Return each record exactly as it appears, so that nothing is dropped or altered.

++++

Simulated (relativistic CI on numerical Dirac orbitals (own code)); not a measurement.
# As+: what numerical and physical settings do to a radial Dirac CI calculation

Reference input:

++++

Result »
Simulated (relativistic CI on numerical Dirac orbitals (own code)); not a measurement.
# As+: what numerical and physical settings do to a radial Dirac CI calculation

Reference input:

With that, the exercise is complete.